Dataset below:
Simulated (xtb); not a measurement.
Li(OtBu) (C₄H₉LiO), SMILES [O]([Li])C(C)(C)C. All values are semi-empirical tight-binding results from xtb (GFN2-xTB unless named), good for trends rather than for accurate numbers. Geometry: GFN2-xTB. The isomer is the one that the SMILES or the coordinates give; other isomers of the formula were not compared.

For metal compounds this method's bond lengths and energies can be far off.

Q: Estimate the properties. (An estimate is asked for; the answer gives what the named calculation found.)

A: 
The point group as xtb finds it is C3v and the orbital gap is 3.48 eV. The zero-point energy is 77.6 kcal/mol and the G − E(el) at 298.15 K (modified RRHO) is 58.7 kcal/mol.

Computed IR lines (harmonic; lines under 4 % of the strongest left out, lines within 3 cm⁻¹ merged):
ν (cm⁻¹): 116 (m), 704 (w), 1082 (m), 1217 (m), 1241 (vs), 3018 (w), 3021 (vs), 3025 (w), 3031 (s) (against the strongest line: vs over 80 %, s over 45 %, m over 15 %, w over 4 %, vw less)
End of Dataset.

=== Work task ===
Reproduce exactly the lines from the beginning of the entries above up to and including the line that contains "Computed IR lines".

=== Answer box ===
Simulated (xtb); not a measurement.
Li(OtBu) (C₄H₉LiO), SMILES [O]([Li])C(C)(C)C. All values are semi-empirical tight-binding results from xtb (GFN2-xTB unless named), good for trends rather than for accurate numbers. Geometry: GFN2-xTB. The isomer is the one that the SMILES or the coordinates give; other isomers of the formula were not compared.

For metal compounds this method's bond lengths and energies can be far off.

Q: Estimate the properties. (An estimate is asked for; the answer gives what the named calculation found.)

A: 
The point group as xtb finds it is C3v and the orbital gap is 3.48 eV. The zero-point energy is 77.6 kcal/mol and the G − E(el) at 298.15 K (modified RRHO) is 58.7 kcal/mol.

Computed IR lines (harmonic; lines under 4 % of the strongest left out, lines within 3 cm⁻¹ merged):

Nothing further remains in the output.